> [DATASET ENTRIES]:
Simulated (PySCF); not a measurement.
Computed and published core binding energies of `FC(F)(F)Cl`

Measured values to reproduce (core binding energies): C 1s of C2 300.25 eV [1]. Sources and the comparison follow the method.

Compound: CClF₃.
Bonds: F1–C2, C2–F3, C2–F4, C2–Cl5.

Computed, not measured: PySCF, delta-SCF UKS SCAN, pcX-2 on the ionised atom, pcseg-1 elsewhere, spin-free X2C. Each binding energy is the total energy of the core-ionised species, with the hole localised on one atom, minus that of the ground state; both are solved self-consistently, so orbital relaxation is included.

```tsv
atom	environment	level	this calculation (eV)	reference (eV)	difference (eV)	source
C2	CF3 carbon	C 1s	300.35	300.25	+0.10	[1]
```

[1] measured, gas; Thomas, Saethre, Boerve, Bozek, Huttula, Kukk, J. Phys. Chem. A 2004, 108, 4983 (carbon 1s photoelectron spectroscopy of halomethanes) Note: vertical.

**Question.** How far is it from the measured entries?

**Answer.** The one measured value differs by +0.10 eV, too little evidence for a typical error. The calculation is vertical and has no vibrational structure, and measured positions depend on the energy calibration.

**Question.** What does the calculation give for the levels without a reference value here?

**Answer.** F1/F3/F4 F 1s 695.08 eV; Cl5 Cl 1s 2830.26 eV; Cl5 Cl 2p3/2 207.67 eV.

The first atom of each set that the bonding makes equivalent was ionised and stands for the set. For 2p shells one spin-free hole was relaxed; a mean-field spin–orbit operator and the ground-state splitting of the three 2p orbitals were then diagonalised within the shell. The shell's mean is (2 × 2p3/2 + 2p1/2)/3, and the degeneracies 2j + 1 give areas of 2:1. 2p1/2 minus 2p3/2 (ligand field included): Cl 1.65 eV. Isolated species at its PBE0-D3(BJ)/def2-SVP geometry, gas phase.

> [WORK ITEM]:
What is needed is an exact copy of the lines from the start of the listing through the line where "[1] measured, gas;" sits, please, both end lines included and nothing more.

> [EXERCISE ANSWER]:
Simulated (PySCF); not a measurement.
Computed and published core binding energies of `FC(F)(F)Cl`

Measured values to reproduce (core binding energies): C 1s of C2 300.25 eV [1]. Sources and the comparison follow the method.

Compound: CClF₃.
Bonds: F1–C2, C2–F3, C2–F4, C2–Cl5.

Computed, not measured: PySCF, delta-SCF UKS SCAN, pcX-2 on the ionised atom, pcseg-1 elsewhere, spin-free X2C. Each binding energy is the total energy of the core-ionised species, with the hole localised on one atom, minus that of the ground state; both are solved self-consistently, so orbital relaxation is included.

```tsv
atom	environment	level	this calculation (eV)	reference (eV)	difference (eV)	source
C2	CF3 carbon	C 1s	300.35	300.25	+0.10	[1]
```

[1] measured, gas; Thomas, Saethre, Boerve, Bozek, Huttula, Kukk, J. Phys. Chem. A 2004, 108, 4983 (carbon 1s photoelectron spectroscopy of halomethanes) Note: vertical.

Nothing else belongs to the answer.